**WORK INSTRUCTION**
With nothing added or dropped, copy the data that follows exactly.

INFORMATION PROVIDED Block Start
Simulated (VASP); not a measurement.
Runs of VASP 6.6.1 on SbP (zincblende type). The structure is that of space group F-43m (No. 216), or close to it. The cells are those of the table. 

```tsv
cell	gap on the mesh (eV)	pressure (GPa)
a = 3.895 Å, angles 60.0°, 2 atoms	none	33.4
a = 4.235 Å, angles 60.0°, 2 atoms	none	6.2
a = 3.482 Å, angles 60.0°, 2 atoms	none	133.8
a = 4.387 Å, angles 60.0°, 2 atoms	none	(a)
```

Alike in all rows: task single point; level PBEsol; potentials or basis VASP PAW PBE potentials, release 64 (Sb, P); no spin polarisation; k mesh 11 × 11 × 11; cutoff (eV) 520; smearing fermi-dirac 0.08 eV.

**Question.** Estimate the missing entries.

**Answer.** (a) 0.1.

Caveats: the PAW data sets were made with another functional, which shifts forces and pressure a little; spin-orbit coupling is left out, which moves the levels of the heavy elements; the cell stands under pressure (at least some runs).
INFORMATION PROVIDED Block End

**ANSWER BOX**
Simulated (VASP); not a measurement.
Runs of VASP 6.6.1 on SbP (zincblende type). The structure is that of space group F-43m (No. 216), or close to it. The cells are those of the table. 

```tsv
cell	gap on the mesh (eV)	pressure (GPa)
a = 3.895 Å, angles 60.0°, 2 atoms	none	33.4
a = 4.235 Å, angles 60.0°, 2 atoms	none	6.2
a = 3.482 Å, angles 60.0°, 2 atoms	none	133.8
a = 4.387 Å, angles 60.0°, 2 atoms	none	(a)
```

Alike in all rows: task single point; level PBEsol; potentials or basis VASP PAW PBE potentials, release 64 (Sb, P); no spin polarisation; k mesh 11 × 11 × 11; cutoff (eV) 520; smearing fermi-dirac 0.08 eV.

**Question.** Estimate the missing entries.

**Answer.** (a) 0.1.

Caveats: the PAW data sets were made with another functional, which shifts forces and pressure a little; spin-orbit coupling is left out, which moves the levels of the heavy elements; the cell stands under pressure (at least some runs).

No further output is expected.